§ Record extracts:
▼
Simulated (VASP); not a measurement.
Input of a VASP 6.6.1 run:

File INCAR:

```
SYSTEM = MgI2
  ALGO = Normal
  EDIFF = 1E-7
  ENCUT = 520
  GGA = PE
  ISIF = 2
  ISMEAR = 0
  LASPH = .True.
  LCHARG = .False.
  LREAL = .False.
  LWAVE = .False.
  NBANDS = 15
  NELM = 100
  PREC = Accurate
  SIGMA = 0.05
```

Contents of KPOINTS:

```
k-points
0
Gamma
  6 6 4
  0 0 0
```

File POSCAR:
▲

Without omitting anything, output the entries exactly.

Simulated (VASP); not a measurement.
Input of a VASP 6.6.1 run:

File INCAR:

```
SYSTEM = MgI2
  ALGO = Normal
  EDIFF = 1E-7
  ENCUT = 520
  GGA = PE
  ISIF = 2
  ISMEAR = 0
  LASPH = .True.
  LCHARG = .False.
  LREAL = .False.
  LWAVE = .False.
  NBANDS = 15
  NELM = 100
  PREC = Accurate
  SIGMA = 0.05
```

Contents of KPOINTS:

```
k-points
0
Gamma
  6 6 4
  0 0 0
```

File POSCAR:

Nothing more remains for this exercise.